Work task: Repeat exactly, and only, the lines below starting at the line that contains "Question: Which value" and ending at the line that contains "D) 0.000486", inclusive of both.

Entries supplied:
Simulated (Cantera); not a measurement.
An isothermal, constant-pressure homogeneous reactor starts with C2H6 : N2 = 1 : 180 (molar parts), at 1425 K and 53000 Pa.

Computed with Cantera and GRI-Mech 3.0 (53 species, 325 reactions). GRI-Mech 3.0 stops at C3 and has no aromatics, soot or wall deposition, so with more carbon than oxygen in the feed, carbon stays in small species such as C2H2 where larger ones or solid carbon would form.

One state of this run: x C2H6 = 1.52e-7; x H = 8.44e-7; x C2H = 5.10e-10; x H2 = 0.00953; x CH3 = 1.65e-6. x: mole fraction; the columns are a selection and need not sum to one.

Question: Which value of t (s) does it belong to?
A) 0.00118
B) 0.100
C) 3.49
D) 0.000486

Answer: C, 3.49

Exercise result:
Question: Which value of t (s) does it belong to?
A) 0.00118
B) 0.100
C) 3.49
D) 0.000486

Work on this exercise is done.